→ **Data excerpts**:
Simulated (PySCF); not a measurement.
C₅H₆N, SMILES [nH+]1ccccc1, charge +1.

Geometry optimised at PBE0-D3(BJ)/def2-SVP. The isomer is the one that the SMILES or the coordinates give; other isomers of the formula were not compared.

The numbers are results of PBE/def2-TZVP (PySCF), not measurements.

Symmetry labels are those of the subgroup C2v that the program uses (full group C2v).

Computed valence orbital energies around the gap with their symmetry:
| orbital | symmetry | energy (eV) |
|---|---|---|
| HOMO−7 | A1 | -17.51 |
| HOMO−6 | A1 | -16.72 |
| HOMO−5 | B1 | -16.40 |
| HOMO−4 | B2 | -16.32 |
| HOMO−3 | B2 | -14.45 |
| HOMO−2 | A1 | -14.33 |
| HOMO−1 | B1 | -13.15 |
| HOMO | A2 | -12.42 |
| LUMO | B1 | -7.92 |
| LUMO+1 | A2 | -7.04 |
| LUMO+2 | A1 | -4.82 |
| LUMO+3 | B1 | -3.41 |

→ **Assigned task**:
Every entry needs to be copied exactly as it was written.

→ **Response**:
Simulated (PySCF); not a measurement.
C₅H₆N, SMILES [nH+]1ccccc1, charge +1.

Geometry optimised at PBE0-D3(BJ)/def2-SVP. The isomer is the one that the SMILES or the coordinates give; other isomers of the formula were not compared.

The numbers are results of PBE/def2-TZVP (PySCF), not measurements.

Symmetry labels are those of the subgroup C2v that the program uses (full group C2v).

Computed valence orbital energies around the gap with their symmetry:
| orbital | symmetry | energy (eV) |
|---|---|---|
| HOMO−7 | A1 | -17.51 |
| HOMO−6 | A1 | -16.72 |
| HOMO−5 | B1 | -16.40 |
| HOMO−4 | B2 | -16.32 |
| HOMO−3 | B2 | -14.45 |
| HOMO−2 | A1 | -14.33 |
| HOMO−1 | B1 | -13.15 |
| HOMO | A2 | -12.42 |
| LUMO | B1 | -7.92 |
| LUMO+1 | A2 | -7.04 |
| LUMO+2 | A1 | -4.82 |
| LUMO+3 | B1 | -3.41 |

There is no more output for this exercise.